# Brief:
Please quote exactly the opening lines of the data, from the first line to the one where "All numbers below" appears.

# Dataset entries:
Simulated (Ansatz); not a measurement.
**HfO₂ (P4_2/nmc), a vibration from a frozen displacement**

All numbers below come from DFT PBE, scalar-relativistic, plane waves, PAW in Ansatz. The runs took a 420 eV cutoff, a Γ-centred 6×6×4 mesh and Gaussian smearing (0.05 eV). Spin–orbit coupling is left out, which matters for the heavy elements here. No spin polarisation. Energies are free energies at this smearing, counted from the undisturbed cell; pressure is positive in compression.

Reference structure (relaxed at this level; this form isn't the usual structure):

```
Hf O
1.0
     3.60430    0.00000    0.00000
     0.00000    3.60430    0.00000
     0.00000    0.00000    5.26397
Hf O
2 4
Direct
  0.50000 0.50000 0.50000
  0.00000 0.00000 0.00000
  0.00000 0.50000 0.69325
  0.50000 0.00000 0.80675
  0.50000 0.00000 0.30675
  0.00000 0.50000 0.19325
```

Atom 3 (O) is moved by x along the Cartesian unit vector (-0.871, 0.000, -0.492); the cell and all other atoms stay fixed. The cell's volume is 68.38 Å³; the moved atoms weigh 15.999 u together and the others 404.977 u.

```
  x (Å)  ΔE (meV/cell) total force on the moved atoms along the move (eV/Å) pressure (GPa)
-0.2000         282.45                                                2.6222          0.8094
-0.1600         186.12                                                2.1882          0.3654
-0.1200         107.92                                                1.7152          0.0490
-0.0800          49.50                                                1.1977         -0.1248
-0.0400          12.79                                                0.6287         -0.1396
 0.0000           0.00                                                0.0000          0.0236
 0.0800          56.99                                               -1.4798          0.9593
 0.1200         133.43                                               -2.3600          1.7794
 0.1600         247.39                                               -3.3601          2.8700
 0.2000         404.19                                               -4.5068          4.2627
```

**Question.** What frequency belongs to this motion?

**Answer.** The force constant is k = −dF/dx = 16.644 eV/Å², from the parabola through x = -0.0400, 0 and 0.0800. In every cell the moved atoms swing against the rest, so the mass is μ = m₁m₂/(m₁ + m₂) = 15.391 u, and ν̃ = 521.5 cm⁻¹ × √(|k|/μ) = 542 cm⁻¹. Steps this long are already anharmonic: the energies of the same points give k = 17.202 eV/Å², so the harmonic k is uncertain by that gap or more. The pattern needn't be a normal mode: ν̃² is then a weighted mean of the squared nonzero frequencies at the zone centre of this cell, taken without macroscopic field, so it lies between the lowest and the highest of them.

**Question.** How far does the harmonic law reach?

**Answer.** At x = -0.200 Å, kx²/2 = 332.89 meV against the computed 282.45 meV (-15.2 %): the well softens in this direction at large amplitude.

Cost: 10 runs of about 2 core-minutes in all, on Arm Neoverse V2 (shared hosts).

# Expected answer:
Simulated (Ansatz); not a measurement.
**HfO₂ (P4_2/nmc), a vibration from a frozen displacement**

All numbers below come from DFT PBE, scalar-relativistic, plane waves, PAW in Ansatz. The runs took a 420 eV cutoff, a Γ-centred 6×6×4 mesh and Gaussian smearing (0.05 eV). Spin–orbit coupling is left out, which matters for the heavy elements here. No spin polarisation. Energies are free energies at this smearing, counted from the undisturbed cell; pressure is positive in compression.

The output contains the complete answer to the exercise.